Work instruction - Repeat the records exactly, so that each line matches the original.

Top of Provided records

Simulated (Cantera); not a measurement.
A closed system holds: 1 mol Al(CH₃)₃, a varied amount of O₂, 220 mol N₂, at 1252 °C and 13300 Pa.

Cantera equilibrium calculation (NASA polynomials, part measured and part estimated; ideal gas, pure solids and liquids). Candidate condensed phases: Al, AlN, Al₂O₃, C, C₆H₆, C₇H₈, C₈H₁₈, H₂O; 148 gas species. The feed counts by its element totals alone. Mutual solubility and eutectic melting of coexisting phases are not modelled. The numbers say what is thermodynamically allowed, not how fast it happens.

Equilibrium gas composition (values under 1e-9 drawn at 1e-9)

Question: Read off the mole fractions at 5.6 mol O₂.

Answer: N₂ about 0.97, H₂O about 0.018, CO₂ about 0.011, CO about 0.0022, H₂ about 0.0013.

Bottom of Provided records

Written response -
Simulated (Cantera); not a measurement.
A closed system holds: 1 mol Al(CH₃)₃, a varied amount of O₂, 220 mol N₂, at 1252 °C and 13300 Pa.

Cantera equilibrium calculation (NASA polynomials, part measured and part estimated; ideal gas, pure solids and liquids). Candidate condensed phases: Al, AlN, Al₂O₃, C, C₆H₆, C₇H₈, C₈H₁₈, H₂O; 148 gas species. The feed counts by its element totals alone. Mutual solubility and eutectic melting of coexisting phases are not modelled. The numbers say what is thermodynamically allowed, not how fast it happens.

Equilibrium gas composition (values under 1e-9 drawn at 1e-9)

Question: Read off the mole fractions at 5.6 mol O₂.

Answer: N₂ about 0.97, H₂O about 0.018, CO₂ about 0.011, CO about 0.0022, H₂ about 0.0013.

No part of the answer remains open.